**Activity**
The expected output is a verbatim reprint of the lines from the beginning of the data that follows through the line that contains "volume (Å³) |".

——————————
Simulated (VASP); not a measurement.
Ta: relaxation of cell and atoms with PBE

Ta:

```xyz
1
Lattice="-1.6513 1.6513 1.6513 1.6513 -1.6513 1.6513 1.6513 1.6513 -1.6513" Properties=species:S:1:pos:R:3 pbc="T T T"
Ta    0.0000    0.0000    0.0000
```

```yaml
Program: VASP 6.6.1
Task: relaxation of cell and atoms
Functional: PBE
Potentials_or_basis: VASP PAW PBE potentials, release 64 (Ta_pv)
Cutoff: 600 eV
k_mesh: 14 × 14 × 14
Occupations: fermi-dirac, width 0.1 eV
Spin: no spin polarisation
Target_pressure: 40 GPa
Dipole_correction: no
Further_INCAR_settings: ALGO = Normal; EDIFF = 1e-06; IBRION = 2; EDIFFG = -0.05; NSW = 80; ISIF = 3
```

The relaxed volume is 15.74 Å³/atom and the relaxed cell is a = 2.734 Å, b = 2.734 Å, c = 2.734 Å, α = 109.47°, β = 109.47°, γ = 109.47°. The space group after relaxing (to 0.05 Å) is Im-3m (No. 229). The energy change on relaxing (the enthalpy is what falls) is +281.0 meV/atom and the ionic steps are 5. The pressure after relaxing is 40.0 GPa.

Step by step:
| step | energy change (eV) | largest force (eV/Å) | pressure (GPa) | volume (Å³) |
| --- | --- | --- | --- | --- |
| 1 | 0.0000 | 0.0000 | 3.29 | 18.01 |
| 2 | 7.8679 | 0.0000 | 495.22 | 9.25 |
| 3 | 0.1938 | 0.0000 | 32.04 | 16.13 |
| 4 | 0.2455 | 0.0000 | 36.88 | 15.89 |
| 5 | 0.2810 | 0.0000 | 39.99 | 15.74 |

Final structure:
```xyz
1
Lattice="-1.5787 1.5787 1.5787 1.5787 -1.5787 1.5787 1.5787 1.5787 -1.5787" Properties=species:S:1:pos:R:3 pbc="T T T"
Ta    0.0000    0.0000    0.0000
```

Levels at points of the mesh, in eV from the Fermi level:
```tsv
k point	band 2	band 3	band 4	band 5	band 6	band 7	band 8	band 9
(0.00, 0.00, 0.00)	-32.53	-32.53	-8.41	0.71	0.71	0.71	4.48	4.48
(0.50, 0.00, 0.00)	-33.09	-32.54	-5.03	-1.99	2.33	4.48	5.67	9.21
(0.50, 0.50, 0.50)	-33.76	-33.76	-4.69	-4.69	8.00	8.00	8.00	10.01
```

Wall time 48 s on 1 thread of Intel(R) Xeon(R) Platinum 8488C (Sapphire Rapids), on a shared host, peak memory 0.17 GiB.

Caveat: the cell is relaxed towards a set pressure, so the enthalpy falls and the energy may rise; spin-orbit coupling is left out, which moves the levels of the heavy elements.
——————————

**Answer box**
Simulated (VASP); not a measurement.
Ta: relaxation of cell and atoms with PBE

Ta:

```xyz
1
Lattice="-1.6513 1.6513 1.6513 1.6513 -1.6513 1.6513 1.6513 1.6513 -1.6513" Properties=species:S:1:pos:R:3 pbc="T T T"
Ta    0.0000    0.0000    0.0000
```

```yaml
Program: VASP 6.6.1
Task: relaxation of cell and atoms
Functional: PBE
Potentials_or_basis: VASP PAW PBE potentials, release 64 (Ta_pv)
Cutoff: 600 eV
k_mesh: 14 × 14 × 14
Occupations: fermi-dirac, width 0.1 eV
Spin: no spin polarisation
Target_pressure: 40 GPa
Dipole_correction: no
Further_INCAR_settings: ALGO = Normal; EDIFF = 1e-06; IBRION = 2; EDIFFG = -0.05; NSW = 80; ISIF = 3
```

The relaxed volume is 15.74 Å³/atom and the relaxed cell is a = 2.734 Å, b = 2.734 Å, c = 2.734 Å, α = 109.47°, β = 109.47°, γ = 109.47°. The space group after relaxing (to 0.05 Å) is Im-3m (No. 229). The energy change on relaxing (the enthalpy is what falls) is +281.0 meV/atom and the ionic steps are 5. The pressure after relaxing is 40.0 GPa.

Step by step:
| step | energy change (eV) | largest force (eV/Å) | pressure (GPa) | volume (Å³) |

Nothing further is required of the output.